**Records supplied**
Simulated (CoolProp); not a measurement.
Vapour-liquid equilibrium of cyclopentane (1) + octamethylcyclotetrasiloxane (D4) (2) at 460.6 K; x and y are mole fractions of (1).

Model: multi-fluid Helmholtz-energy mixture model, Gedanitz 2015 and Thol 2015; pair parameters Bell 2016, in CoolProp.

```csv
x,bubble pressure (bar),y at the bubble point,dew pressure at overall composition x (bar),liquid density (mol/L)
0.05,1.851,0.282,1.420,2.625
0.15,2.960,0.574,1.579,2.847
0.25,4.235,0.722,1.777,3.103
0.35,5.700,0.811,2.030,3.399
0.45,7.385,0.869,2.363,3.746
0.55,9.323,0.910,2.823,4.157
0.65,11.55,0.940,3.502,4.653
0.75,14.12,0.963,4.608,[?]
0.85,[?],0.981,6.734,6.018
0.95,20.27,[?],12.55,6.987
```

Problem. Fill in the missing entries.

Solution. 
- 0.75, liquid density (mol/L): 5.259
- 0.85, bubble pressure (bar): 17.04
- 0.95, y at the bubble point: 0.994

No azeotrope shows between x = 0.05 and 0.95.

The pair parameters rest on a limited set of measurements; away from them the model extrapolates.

**Requirement**
Begin at the first line of the material above. Transcribe each line exactly, ending with the line that contains "No azeotrope shows between x = 0.05 and 0.95.".

**Exercise output**
Simulated (CoolProp); not a measurement.
Vapour-liquid equilibrium of cyclopentane (1) + octamethylcyclotetrasiloxane (D4) (2) at 460.6 K; x and y are mole fractions of (1).

Model: multi-fluid Helmholtz-energy mixture model, Gedanitz 2015 and Thol 2015; pair parameters Bell 2016, in CoolProp.

```csv
x,bubble pressure (bar),y at the bubble point,dew pressure at overall composition x (bar),liquid density (mol/L)
0.05,1.851,0.282,1.420,2.625
0.15,2.960,0.574,1.579,2.847
0.25,4.235,0.722,1.777,3.103
0.35,5.700,0.811,2.030,3.399
0.45,7.385,0.869,2.363,3.746
0.55,9.323,0.910,2.823,4.157
0.65,11.55,0.940,3.502,4.653
0.75,14.12,0.963,4.608,[?]
0.85,[?],0.981,6.734,6.018
0.95,20.27,[?],12.55,6.987
```

Problem. Fill in the missing entries.

Solution. 
- 0.75, liquid density (mol/L): 5.259
- 0.85, bubble pressure (bar): 17.04
- 0.95, y at the bubble point: 0.994

No azeotrope shows between x = 0.05 and 0.95.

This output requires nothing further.